#### [Record excerpts]
------
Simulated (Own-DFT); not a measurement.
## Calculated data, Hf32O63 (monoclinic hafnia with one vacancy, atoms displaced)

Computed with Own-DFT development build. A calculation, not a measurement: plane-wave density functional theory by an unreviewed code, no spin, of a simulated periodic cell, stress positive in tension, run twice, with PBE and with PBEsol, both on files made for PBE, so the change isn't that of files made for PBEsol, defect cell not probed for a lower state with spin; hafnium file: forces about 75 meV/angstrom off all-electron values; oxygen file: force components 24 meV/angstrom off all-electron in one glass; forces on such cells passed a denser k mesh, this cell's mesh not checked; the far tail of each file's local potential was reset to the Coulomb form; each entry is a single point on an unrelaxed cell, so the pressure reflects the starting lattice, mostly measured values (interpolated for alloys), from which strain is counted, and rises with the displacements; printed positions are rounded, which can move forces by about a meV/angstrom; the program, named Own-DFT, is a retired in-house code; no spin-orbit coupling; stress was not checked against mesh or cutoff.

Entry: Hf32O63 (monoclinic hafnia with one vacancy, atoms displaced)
------

#### [Work order]
From the first line to the last, reproduce the data exactly.

#### [Task result]
Simulated (Own-DFT); not a measurement.
## Calculated data, Hf32O63 (monoclinic hafnia with one vacancy, atoms displaced)

Computed with Own-DFT development build. A calculation, not a measurement: plane-wave density functional theory by an unreviewed code, no spin, of a simulated periodic cell, stress positive in tension, run twice, with PBE and with PBEsol, both on files made for PBE, so the change isn't that of files made for PBEsol, defect cell not probed for a lower state with spin; hafnium file: forces about 75 meV/angstrom off all-electron values; oxygen file: force components 24 meV/angstrom off all-electron in one glass; forces on such cells passed a denser k mesh, this cell's mesh not checked; the far tail of each file's local potential was reset to the Coulomb form; each entry is a single point on an unrelaxed cell, so the pressure reflects the starting lattice, mostly measured values (interpolated for alloys), from which strain is counted, and rises with the displacements; printed positions are rounded, which can move forces by about a meV/angstrom; the program, named Own-DFT, is a retired in-house code; no spin-orbit coupling; stress was not checked against mesh or cutoff.

Entry: Hf32O63 (monoclinic hafnia with one vacancy, atoms displaced)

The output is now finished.